Extracted information ->
=== Section Start ===
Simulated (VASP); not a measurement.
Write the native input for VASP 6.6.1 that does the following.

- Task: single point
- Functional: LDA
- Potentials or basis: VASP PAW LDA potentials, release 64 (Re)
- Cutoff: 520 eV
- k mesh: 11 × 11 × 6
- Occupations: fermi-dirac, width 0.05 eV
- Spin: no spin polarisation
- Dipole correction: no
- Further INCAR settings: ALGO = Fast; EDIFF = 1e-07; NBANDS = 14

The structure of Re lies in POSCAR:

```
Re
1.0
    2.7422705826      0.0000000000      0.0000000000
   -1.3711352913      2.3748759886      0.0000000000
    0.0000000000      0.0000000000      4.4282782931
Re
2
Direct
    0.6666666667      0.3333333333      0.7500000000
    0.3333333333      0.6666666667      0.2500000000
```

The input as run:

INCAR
=== Section End ===

Work order ->
Output the data exactly, from the first line through the line that holds "- Dipole correction: no", so that no later line appears.

Exercise answer ->
Simulated (VASP); not a measurement.
Write the native input for VASP 6.6.1 that does the following.

- Task: single point
- Functional: LDA
- Potentials or basis: VASP PAW LDA potentials, release 64 (Re)
- Cutoff: 520 eV
- k mesh: 11 × 11 × 6
- Occupations: fermi-dirac, width 0.05 eV
- Spin: no spin polarisation
- Dipole correction: no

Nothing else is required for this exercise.